- _WORK INSTRUCTION_: The records appear below. Copy each one exactly.

◇ ◇ ◇ ◇ ◇ ◇ ◇
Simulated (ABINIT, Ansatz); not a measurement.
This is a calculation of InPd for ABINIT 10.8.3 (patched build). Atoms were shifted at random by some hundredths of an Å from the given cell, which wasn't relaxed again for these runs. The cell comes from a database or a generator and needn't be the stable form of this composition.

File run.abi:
◇ ◇ ◇ ◇ ◇ ◇ ◇

- _EXERCISE OUTPUT_:
Simulated (ABINIT, Ansatz); not a measurement.
This is a calculation of InPd for ABINIT 10.8.3 (patched build). Atoms were shifted at random by some hundredths of an Å from the given cell, which wasn't relaxed again for these runs. The cell comes from a database or a generator and needn't be the stable form of this composition.

File run.abi:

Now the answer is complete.